- **Required action**
Give back the whole listing exactly as it is written.

+---+

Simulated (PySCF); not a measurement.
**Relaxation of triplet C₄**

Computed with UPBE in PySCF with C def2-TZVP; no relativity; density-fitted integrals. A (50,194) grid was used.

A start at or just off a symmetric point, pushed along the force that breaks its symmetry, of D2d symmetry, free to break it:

+---+

- **Exercise answer**
Simulated (PySCF); not a measurement.
**Relaxation of triplet C₄**

Computed with UPBE in PySCF with C def2-TZVP; no relativity; density-fitted integrals. A (50,194) grid was used.

A start at or just off a symmetric point, pushed along the force that breaks its symmetry, of D2d symmetry, free to break it:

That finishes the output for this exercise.